_Exercise data_
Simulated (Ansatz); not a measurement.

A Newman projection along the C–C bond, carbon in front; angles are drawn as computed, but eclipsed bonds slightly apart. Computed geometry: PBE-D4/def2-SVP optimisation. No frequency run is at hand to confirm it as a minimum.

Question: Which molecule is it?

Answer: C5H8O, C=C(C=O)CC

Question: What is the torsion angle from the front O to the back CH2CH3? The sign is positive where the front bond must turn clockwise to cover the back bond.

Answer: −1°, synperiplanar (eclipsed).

_Required action_
Would you return every line of the data above exactly?

_Response box_
Simulated (Ansatz); not a measurement.

A Newman projection along the C–C bond, carbon in front; angles are drawn as computed, but eclipsed bonds slightly apart. Computed geometry: PBE-D4/def2-SVP optimisation. No frequency run is at hand to confirm it as a minimum.

Question: Which molecule is it?

Answer: C5H8O, C=C(C=O)CC

Question: What is the torsion angle from the front O to the back CH2CH3? The sign is positive where the front bond must turn clockwise to cover the back bond.

Answer: −1°, synperiplanar (eclipsed).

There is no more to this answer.